RECORDS PROVIDED:
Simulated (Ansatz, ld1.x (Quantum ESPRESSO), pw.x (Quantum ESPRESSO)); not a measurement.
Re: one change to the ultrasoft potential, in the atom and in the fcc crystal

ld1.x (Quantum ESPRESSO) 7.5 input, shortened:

BRIEF: Each entry needs to be given again exactly as it stands.

TASK RESULT:
Simulated (Ansatz, ld1.x (Quantum ESPRESSO), pw.x (Quantum ESPRESSO)); not a measurement.
Re: one change to the ultrasoft potential, in the atom and in the fcc crystal

ld1.x (Quantum ESPRESSO) 7.5 input, shortened:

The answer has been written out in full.